**DATA EXCERPTS**
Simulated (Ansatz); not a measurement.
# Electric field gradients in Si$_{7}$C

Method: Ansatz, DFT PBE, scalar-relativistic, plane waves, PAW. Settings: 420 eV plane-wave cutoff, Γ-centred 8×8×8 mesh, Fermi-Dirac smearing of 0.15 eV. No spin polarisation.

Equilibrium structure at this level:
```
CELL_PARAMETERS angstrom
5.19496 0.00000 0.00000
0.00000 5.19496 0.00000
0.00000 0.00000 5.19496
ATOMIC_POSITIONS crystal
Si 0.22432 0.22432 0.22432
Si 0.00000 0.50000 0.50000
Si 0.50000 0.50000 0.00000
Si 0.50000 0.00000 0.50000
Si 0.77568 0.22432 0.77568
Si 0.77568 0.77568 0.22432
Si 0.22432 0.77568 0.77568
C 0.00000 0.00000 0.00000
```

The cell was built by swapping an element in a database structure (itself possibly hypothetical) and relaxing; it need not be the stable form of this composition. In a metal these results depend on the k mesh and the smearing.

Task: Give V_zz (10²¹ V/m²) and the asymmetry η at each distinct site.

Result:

**WORK ORDER**
The whole of the data is to be copied out word for word.

**PROBLEM SOLUTION**
Simulated (Ansatz); not a measurement.
# Electric field gradients in Si$_{7}$C

Method: Ansatz, DFT PBE, scalar-relativistic, plane waves, PAW. Settings: 420 eV plane-wave cutoff, Γ-centred 8×8×8 mesh, Fermi-Dirac smearing of 0.15 eV. No spin polarisation.

Equilibrium structure at this level:
```
CELL_PARAMETERS angstrom
5.19496 0.00000 0.00000
0.00000 5.19496 0.00000
0.00000 0.00000 5.19496
ATOMIC_POSITIONS crystal
Si 0.22432 0.22432 0.22432
Si 0.00000 0.50000 0.50000
Si 0.50000 0.50000 0.00000
Si 0.50000 0.00000 0.50000
Si 0.77568 0.22432 0.77568
Si 0.77568 0.77568 0.22432
Si 0.22432 0.77568 0.77568
C 0.00000 0.00000 0.00000
```

The cell was built by swapping an element in a database structure (itself possibly hypothetical) and relaxing; it need not be the stable form of this composition. In a metal these results depend on the k mesh and the smearing.

Task: Give V_zz (10²¹ V/m²) and the asymmetry η at each distinct site.

Result:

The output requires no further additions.